> [Excerpted data]:
◇ ◇ ◇ ◇

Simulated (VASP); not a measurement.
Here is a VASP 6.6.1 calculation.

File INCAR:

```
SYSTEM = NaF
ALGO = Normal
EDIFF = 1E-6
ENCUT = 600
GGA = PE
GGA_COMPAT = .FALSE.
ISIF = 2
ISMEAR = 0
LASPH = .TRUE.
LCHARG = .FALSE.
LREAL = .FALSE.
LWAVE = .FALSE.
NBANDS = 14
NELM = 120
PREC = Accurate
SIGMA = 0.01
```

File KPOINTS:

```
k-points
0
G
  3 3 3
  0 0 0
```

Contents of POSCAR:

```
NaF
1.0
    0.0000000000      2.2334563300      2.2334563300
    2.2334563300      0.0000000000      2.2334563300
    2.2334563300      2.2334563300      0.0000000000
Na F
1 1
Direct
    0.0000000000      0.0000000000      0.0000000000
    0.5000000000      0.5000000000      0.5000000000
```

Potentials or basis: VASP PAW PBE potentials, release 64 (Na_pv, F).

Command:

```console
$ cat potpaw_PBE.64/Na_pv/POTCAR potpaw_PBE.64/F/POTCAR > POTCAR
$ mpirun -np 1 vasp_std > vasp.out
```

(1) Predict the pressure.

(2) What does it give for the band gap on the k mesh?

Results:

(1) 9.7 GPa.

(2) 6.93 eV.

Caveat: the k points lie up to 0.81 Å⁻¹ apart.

◇ ◇ ◇ ◇

> [Work request]: Between the first line of the entries above and the line with "(2) 6.93 eV.", both included, copy every line exactly and nothing outside that range.

> [Written answer]:
Simulated (VASP); not a measurement.
Here is a VASP 6.6.1 calculation.

File INCAR:

```
SYSTEM = NaF
ALGO = Normal
EDIFF = 1E-6
ENCUT = 600
GGA = PE
GGA_COMPAT = .FALSE.
ISIF = 2
ISMEAR = 0
LASPH = .TRUE.
LCHARG = .FALSE.
LREAL = .FALSE.
LWAVE = .FALSE.
NBANDS = 14
NELM = 120
PREC = Accurate
SIGMA = 0.01
```

File KPOINTS:

```
k-points
0
G
  3 3 3
  0 0 0
```

Contents of POSCAR:

```
NaF
1.0
    0.0000000000      2.2334563300      2.2334563300
    2.2334563300      0.0000000000      2.2334563300
    2.2334563300      2.2334563300      0.0000000000
Na F
1 1
Direct
    0.0000000000      0.0000000000      0.0000000000
    0.5000000000      0.5000000000      0.5000000000
```

Potentials or basis: VASP PAW PBE potentials, release 64 (Na_pv, F).

Command:

```console
$ cat potpaw_PBE.64/Na_pv/POTCAR potpaw_PBE.64/F/POTCAR > POTCAR
$ mpirun -np 1 vasp_std > vasp.out
```

(1) Predict the pressure.

(2) What does it give for the band gap on the k mesh?

Results:

(1) 9.7 GPa.

(2) 6.93 eV.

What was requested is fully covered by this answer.